** Material shown **
# # # # # # #
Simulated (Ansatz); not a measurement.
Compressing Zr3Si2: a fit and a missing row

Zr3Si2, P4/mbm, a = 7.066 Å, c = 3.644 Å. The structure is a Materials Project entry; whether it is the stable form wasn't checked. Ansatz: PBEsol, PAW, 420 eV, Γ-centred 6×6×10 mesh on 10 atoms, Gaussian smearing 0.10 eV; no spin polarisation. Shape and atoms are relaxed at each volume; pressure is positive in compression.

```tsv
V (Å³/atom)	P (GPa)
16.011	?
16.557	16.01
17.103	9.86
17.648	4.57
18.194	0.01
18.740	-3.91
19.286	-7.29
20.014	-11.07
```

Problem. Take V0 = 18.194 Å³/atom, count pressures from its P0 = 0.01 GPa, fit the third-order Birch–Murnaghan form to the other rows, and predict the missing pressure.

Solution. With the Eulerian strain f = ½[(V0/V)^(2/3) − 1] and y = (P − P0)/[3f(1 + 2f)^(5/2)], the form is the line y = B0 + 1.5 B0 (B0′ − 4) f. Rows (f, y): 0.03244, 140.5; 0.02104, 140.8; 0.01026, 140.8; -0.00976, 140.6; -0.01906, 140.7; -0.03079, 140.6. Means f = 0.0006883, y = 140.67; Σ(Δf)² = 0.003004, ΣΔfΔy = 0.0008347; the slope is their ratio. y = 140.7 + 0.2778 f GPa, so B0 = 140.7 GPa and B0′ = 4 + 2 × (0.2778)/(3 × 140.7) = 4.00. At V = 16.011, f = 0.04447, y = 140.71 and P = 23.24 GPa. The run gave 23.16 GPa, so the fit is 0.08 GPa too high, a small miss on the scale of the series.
# # # # # # #

** Work instruction **
When you reach the line holding "Zr3Si2, P4/mbm, a" in the records above, begin reproducing exactly, stop after the line holding "Problem. Take V0", and output nothing else.

** Response area **
Zr3Si2, P4/mbm, a = 7.066 Å, c = 3.644 Å. The structure is a Materials Project entry; whether it is the stable form wasn't checked. Ansatz: PBEsol, PAW, 420 eV, Γ-centred 6×6×10 mesh on 10 atoms, Gaussian smearing 0.10 eV; no spin polarisation. Shape and atoms are relaxed at each volume; pressure is positive in compression.

```tsv
V (Å³/atom)	P (GPa)
16.011	?
16.557	16.01
17.103	9.86
17.648	4.57
18.194	0.01
18.740	-3.91
19.286	-7.29
20.014	-11.07
```

Problem. Take V0 = 18.194 Å³/atom, count pressures from its P0 = 0.01 GPa, fit the third-order Birch–Murnaghan form to the other rows, and predict the missing pressure.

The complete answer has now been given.